-- Requirement --
Copy precisely the first line of the material below and every later line, stopping with the line that contains "Problem. How long".

- - -

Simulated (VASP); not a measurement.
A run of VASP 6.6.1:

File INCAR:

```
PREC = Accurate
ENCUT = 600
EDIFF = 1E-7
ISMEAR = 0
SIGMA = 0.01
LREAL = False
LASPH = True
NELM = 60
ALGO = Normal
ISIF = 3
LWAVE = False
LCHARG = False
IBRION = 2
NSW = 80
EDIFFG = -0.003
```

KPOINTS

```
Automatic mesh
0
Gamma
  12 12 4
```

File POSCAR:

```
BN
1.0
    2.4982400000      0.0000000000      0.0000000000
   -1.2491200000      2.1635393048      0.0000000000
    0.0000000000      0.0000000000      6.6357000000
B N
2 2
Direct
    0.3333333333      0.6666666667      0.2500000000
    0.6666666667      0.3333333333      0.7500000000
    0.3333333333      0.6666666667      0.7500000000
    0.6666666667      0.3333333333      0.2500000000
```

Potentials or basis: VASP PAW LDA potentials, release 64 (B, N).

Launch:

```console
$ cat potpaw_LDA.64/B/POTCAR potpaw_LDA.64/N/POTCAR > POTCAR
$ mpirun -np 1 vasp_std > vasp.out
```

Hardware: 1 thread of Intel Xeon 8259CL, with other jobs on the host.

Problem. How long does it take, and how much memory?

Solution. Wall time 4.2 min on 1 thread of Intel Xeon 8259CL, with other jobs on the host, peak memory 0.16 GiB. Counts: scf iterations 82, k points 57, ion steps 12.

- - -

-- Response area --
Simulated (VASP); not a measurement.
A run of VASP 6.6.1:

File INCAR:

```
PREC = Accurate
ENCUT = 600
EDIFF = 1E-7
ISMEAR = 0
SIGMA = 0.01
LREAL = False
LASPH = True
NELM = 60
ALGO = Normal
ISIF = 3
LWAVE = False
LCHARG = False
IBRION = 2
NSW = 80
EDIFFG = -0.003
```

KPOINTS

```
Automatic mesh
0
Gamma
  12 12 4
```

File POSCAR:

```
BN
1.0
    2.4982400000      0.0000000000      0.0000000000
   -1.2491200000      2.1635393048      0.0000000000
    0.0000000000      0.0000000000      6.6357000000
B N
2 2
Direct
    0.3333333333      0.6666666667      0.2500000000
    0.6666666667      0.3333333333      0.7500000000
    0.3333333333      0.6666666667      0.7500000000
    0.6666666667      0.3333333333      0.2500000000
```

Potentials or basis: VASP PAW LDA potentials, release 64 (B, N).

Launch:

```console
$ cat potpaw_LDA.64/B/POTCAR potpaw_LDA.64/N/POTCAR > POTCAR
$ mpirun -np 1 vasp_std > vasp.out
```

Hardware: 1 thread of Intel Xeon 8259CL, with other jobs on the host.

Problem. How long does it take, and how much memory?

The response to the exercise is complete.